Reproduce the listing below exactly, from its first line down to and including the line with "Potentials or basis: VASP".

****************
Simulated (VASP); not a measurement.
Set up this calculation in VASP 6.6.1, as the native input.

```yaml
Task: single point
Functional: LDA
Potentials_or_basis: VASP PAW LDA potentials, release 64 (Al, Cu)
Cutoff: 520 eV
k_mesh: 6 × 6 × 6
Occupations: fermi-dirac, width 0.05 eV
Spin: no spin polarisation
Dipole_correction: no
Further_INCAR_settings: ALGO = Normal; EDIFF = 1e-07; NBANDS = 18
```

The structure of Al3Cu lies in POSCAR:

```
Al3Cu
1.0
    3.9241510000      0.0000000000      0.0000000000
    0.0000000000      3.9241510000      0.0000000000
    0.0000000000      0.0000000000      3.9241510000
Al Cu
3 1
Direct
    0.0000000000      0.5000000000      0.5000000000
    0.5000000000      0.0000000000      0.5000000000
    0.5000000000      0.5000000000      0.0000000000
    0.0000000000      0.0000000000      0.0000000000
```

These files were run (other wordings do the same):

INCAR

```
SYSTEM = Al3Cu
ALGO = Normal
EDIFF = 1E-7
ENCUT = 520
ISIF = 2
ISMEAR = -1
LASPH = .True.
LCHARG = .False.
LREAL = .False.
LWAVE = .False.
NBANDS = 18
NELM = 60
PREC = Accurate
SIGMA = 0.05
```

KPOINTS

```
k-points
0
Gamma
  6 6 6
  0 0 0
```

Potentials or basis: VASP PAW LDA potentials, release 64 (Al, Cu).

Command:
****************

Exercise answer →
Simulated (VASP); not a measurement.
Set up this calculation in VASP 6.6.1, as the native input.

```yaml
Task: single point
Functional: LDA
Potentials_or_basis: VASP PAW LDA potentials, release 64 (Al, Cu)
Cutoff: 520 eV
k_mesh: 6 × 6 × 6
Occupations: fermi-dirac, width 0.05 eV
Spin: no spin polarisation
Dipole_correction: no
Further_INCAR_settings: ALGO = Normal; EDIFF = 1e-07; NBANDS = 18
```

The structure of Al3Cu lies in POSCAR:

```
Al3Cu
1.0
    3.9241510000      0.0000000000      0.0000000000
    0.0000000000      3.9241510000      0.0000000000
    0.0000000000      0.0000000000      3.9241510000
Al Cu
3 1
Direct
    0.0000000000      0.5000000000      0.5000000000
    0.5000000000      0.0000000000      0.5000000000
    0.5000000000      0.5000000000      0.0000000000
    0.0000000000      0.0000000000      0.0000000000
```

These files were run (other wordings do the same):

INCAR

```
SYSTEM = Al3Cu
ALGO = Normal
EDIFF = 1E-7
ENCUT = 520
ISIF = 2
ISMEAR = -1
LASPH = .True.
LCHARG = .False.
LREAL = .False.
LWAVE = .False.
NBANDS = 18
NELM = 60
PREC = Accurate
SIGMA = 0.05
```

KPOINTS

```
k-points
0
Gamma
  6 6 6
  0 0 0
```

Potentials or basis: VASP PAW LDA potentials, release 64 (Al, Cu).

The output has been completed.